— MATERIAL SUPPLIED —
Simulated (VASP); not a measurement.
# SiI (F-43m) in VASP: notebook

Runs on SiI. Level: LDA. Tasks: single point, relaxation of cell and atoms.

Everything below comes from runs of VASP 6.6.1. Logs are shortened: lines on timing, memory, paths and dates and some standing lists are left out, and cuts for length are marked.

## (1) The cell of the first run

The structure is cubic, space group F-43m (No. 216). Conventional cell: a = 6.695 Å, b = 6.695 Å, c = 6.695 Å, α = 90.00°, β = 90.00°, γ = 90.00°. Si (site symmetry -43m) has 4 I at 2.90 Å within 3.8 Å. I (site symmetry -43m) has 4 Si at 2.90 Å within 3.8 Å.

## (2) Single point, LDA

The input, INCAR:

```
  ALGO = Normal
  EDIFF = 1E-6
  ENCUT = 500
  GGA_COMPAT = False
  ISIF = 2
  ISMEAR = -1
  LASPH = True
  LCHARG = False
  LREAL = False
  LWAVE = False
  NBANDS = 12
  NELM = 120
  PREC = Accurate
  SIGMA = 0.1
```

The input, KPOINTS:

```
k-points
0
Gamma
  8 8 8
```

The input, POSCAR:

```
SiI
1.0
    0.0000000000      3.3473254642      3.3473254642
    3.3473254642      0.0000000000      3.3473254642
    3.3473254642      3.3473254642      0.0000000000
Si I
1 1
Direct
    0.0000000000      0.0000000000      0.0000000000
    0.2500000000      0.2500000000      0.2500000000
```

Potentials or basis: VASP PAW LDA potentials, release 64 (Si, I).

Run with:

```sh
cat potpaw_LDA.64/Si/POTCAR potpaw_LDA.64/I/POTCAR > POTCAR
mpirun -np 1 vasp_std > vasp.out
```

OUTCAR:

— REQUIRED ACTION —
In restating the data, begin at its first line, reproduce each line word for word, and conclude with the line that contains "## (1) The cell of the first run".

— TASK RESULT —
Simulated (VASP); not a measurement.
# SiI (F-43m) in VASP: notebook

Runs on SiI. Level: LDA. Tasks: single point, relaxation of cell and atoms.

Everything below comes from runs of VASP 6.6.1. Logs are shortened: lines on timing, memory, paths and dates and some standing lists are left out, and cuts for length are marked.

## (1) The cell of the first run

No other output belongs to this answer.